● ● ● ● ●
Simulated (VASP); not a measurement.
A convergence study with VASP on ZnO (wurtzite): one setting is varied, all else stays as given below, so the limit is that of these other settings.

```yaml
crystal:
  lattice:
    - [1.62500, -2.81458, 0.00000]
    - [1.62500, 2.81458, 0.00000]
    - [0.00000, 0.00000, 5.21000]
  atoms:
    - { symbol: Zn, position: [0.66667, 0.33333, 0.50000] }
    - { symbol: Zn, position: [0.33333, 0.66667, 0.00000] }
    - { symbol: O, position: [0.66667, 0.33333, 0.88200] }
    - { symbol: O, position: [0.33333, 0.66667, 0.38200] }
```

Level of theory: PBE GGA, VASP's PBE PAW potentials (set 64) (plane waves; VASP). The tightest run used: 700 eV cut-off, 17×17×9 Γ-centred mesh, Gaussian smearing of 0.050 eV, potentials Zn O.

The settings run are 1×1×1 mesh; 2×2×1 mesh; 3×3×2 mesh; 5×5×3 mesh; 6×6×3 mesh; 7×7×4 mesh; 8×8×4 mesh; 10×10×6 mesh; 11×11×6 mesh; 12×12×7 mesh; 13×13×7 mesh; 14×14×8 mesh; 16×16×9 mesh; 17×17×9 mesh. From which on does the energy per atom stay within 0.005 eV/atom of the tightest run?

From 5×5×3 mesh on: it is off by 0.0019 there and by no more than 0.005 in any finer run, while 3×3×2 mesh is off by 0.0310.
● ● ● ● ●

The response must hold only the lines above from the line with "A convergence study" through the line with "Level of theory: PBE", each copied exactly, both ends kept.

Expected answer |
A convergence study with VASP on ZnO (wurtzite): one setting is varied, all else stays as given below, so the limit is that of these other settings.

```yaml
crystal:
  lattice:
    - [1.62500, -2.81458, 0.00000]
    - [1.62500, 2.81458, 0.00000]
    - [0.00000, 0.00000, 5.21000]
  atoms:
    - { symbol: Zn, position: [0.66667, 0.33333, 0.50000] }
    - { symbol: Zn, position: [0.33333, 0.66667, 0.00000] }
    - { symbol: O, position: [0.66667, 0.33333, 0.88200] }
    - { symbol: O, position: [0.33333, 0.66667, 0.38200] }
```

Level of theory: PBE GGA, VASP's PBE PAW potentials (set 64) (plane waves; VASP). The tightest run used: 700 eV cut-off, 17×17×9 Γ-centred mesh, Gaussian smearing of 0.050 eV, potentials Zn O.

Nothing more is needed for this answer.